▸ Task item:
Exactly as given, reproduce the records in full.

»»
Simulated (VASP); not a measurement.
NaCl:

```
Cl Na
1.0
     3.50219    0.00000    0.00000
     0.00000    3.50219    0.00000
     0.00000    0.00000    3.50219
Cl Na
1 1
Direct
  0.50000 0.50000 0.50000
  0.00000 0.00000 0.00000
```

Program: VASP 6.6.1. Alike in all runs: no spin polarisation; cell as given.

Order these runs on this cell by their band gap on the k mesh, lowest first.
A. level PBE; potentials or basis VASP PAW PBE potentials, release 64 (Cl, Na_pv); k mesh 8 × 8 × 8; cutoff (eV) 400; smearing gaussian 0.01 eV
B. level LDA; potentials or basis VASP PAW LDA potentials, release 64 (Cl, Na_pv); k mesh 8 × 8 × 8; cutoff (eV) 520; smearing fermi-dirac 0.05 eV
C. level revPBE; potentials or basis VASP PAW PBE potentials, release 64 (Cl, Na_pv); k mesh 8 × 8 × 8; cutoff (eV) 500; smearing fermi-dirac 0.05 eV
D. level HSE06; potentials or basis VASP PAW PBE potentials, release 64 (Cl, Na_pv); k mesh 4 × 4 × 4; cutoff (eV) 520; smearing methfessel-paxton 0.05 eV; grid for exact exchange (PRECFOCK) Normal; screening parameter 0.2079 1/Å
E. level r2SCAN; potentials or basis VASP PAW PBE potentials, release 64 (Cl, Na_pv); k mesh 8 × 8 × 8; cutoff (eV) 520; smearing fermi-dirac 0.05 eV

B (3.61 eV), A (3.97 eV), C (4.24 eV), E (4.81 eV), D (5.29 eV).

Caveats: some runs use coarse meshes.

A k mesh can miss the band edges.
««

▸ Exercise output:
Simulated (VASP); not a measurement.
NaCl:

```
Cl Na
1.0
     3.50219    0.00000    0.00000
     0.00000    3.50219    0.00000
     0.00000    0.00000    3.50219
Cl Na
1 1
Direct
  0.50000 0.50000 0.50000
  0.00000 0.00000 0.00000
```

Program: VASP 6.6.1. Alike in all runs: no spin polarisation; cell as given.

Order these runs on this cell by their band gap on the k mesh, lowest first.
A. level PBE; potentials or basis VASP PAW PBE potentials, release 64 (Cl, Na_pv); k mesh 8 × 8 × 8; cutoff (eV) 400; smearing gaussian 0.01 eV
B. level LDA; potentials or basis VASP PAW LDA potentials, release 64 (Cl, Na_pv); k mesh 8 × 8 × 8; cutoff (eV) 520; smearing fermi-dirac 0.05 eV
C. level revPBE; potentials or basis VASP PAW PBE potentials, release 64 (Cl, Na_pv); k mesh 8 × 8 × 8; cutoff (eV) 500; smearing fermi-dirac 0.05 eV
D. level HSE06; potentials or basis VASP PAW PBE potentials, release 64 (Cl, Na_pv); k mesh 4 × 4 × 4; cutoff (eV) 520; smearing methfessel-paxton 0.05 eV; grid for exact exchange (PRECFOCK) Normal; screening parameter 0.2079 1/Å
E. level r2SCAN; potentials or basis VASP PAW PBE potentials, release 64 (Cl, Na_pv); k mesh 8 × 8 × 8; cutoff (eV) 520; smearing fermi-dirac 0.05 eV

B (3.61 eV), A (3.97 eV), C (4.24 eV), E (4.81 eV), D (5.29 eV).

Caveats: some runs use coarse meshes.

A k mesh can miss the band edges.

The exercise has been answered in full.